Exercise data section start

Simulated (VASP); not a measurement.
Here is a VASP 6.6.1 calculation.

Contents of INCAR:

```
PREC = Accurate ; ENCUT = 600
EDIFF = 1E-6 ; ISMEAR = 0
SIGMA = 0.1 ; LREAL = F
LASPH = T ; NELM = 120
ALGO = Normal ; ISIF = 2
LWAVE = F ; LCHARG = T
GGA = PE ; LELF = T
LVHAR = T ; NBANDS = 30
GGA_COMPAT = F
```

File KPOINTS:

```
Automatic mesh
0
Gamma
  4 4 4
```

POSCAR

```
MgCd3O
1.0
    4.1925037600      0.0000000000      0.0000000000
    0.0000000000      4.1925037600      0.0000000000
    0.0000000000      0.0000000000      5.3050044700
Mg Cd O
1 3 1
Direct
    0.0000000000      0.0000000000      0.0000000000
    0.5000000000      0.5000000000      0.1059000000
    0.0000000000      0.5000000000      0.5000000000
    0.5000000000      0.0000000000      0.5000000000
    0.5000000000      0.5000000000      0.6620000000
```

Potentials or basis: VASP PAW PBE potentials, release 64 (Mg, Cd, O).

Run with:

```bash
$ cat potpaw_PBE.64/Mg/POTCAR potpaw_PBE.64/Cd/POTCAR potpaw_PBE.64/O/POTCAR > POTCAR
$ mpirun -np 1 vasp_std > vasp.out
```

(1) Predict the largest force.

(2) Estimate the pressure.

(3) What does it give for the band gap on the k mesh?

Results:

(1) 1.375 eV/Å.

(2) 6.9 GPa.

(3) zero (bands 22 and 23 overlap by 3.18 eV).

Exercise data section end

**Exercise**
A faithful, word-for-word transcript of the material above is the required answer.

**Task result**
Simulated (VASP); not a measurement.
Here is a VASP 6.6.1 calculation.

Contents of INCAR:

```
PREC = Accurate ; ENCUT = 600
EDIFF = 1E-6 ; ISMEAR = 0
SIGMA = 0.1 ; LREAL = F
LASPH = T ; NELM = 120
ALGO = Normal ; ISIF = 2
LWAVE = F ; LCHARG = T
GGA = PE ; LELF = T
LVHAR = T ; NBANDS = 30
GGA_COMPAT = F
```

File KPOINTS:

```
Automatic mesh
0
Gamma
  4 4 4
```

POSCAR

```
MgCd3O
1.0
    4.1925037600      0.0000000000      0.0000000000
    0.0000000000      4.1925037600      0.0000000000
    0.0000000000      0.0000000000      5.3050044700
Mg Cd O
1 3 1
Direct
    0.0000000000      0.0000000000      0.0000000000
    0.5000000000      0.5000000000      0.1059000000
    0.0000000000      0.5000000000      0.5000000000
    0.5000000000      0.0000000000      0.5000000000
    0.5000000000      0.5000000000      0.6620000000
```

Potentials or basis: VASP PAW PBE potentials, release 64 (Mg, Cd, O).

Run with:

```bash
$ cat potpaw_PBE.64/Mg/POTCAR potpaw_PBE.64/Cd/POTCAR potpaw_PBE.64/O/POTCAR > POTCAR
$ mpirun -np 1 vasp_std > vasp.out
```

(1) Predict the largest force.

(2) Estimate the pressure.

(3) What does it give for the band gap on the k mesh?

Results:

(1) 1.375 eV/Å.

(2) 6.9 GPa.

(3) zero (bands 22 and 23 overlap by 3.18 eV).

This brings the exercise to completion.